## Work instruction:
Return the listing below character for character.

::: Given data :::

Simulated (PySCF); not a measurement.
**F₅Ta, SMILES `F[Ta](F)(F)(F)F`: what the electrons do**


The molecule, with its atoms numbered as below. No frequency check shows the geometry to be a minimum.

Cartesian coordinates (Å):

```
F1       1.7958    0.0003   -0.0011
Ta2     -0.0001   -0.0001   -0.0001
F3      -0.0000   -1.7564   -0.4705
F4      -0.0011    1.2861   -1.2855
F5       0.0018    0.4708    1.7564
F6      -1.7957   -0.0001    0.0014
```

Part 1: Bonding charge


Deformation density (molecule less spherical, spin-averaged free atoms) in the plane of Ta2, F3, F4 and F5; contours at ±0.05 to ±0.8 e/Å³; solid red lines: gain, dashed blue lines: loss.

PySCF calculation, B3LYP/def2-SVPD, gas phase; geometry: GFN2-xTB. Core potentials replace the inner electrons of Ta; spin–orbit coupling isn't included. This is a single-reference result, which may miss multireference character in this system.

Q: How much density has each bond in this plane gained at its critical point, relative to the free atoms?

:::

## Written response:
Simulated (PySCF); not a measurement.
**F₅Ta, SMILES `F[Ta](F)(F)(F)F`: what the electrons do**


The molecule, with its atoms numbered as below. No frequency check shows the geometry to be a minimum.

Cartesian coordinates (Å):

```
F1       1.7958    0.0003   -0.0011
Ta2     -0.0001   -0.0001   -0.0001
F3      -0.0000   -1.7564   -0.4705
F4      -0.0011    1.2861   -1.2855
F5       0.0018    0.4708    1.7564
F6      -1.7957   -0.0001    0.0014
```

Part 1: Bonding charge


Deformation density (molecule less spherical, spin-averaged free atoms) in the plane of Ta2, F3, F4 and F5; contours at ±0.05 to ±0.8 e/Å³; solid red lines: gain, dashed blue lines: loss.

PySCF calculation, B3LYP/def2-SVPD, gas phase; geometry: GFN2-xTB. Core potentials replace the inner electrons of Ta; spin–orbit coupling isn't included. This is a single-reference result, which may miss multireference character in this system.

Q: How much density has each bond in this plane gained at its critical point, relative to the free atoms?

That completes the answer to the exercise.